Input data: Begin

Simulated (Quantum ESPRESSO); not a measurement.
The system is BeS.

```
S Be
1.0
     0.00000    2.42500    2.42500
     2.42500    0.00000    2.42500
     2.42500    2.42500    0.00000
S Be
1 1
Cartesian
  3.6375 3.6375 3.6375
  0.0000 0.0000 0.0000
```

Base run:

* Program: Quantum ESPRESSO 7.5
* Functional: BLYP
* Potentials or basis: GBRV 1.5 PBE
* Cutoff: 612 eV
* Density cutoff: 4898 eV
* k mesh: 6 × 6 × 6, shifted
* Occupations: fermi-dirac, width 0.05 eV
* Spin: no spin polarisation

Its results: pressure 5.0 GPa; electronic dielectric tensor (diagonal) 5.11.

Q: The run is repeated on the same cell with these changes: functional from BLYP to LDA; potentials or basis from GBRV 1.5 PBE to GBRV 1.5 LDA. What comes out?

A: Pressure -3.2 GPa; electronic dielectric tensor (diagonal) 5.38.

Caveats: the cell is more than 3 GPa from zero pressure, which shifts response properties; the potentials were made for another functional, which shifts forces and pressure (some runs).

Input data: End

### Required action
Your task is to reproduce all the material exactly as it stands.

### Written reply
Simulated (Quantum ESPRESSO); not a measurement.
The system is BeS.

```
S Be
1.0
     0.00000    2.42500    2.42500
     2.42500    0.00000    2.42500
     2.42500    2.42500    0.00000
S Be
1 1
Cartesian
  3.6375 3.6375 3.6375
  0.0000 0.0000 0.0000
```

Base run:

* Program: Quantum ESPRESSO 7.5
* Functional: BLYP
* Potentials or basis: GBRV 1.5 PBE
* Cutoff: 612 eV
* Density cutoff: 4898 eV
* k mesh: 6 × 6 × 6, shifted
* Occupations: fermi-dirac, width 0.05 eV
* Spin: no spin polarisation

Its results: pressure 5.0 GPa; electronic dielectric tensor (diagonal) 5.11.

Q: The run is repeated on the same cell with these changes: functional from BLYP to LDA; potentials or basis from GBRV 1.5 PBE to GBRV 1.5 LDA. What comes out?

A: Pressure -3.2 GPa; electronic dielectric tensor (diagonal) 5.38.

Caveats: the cell is more than 3 GPa from zero pressure, which shifts response properties; the potentials were made for another functional, which shifts forces and pressure (some runs).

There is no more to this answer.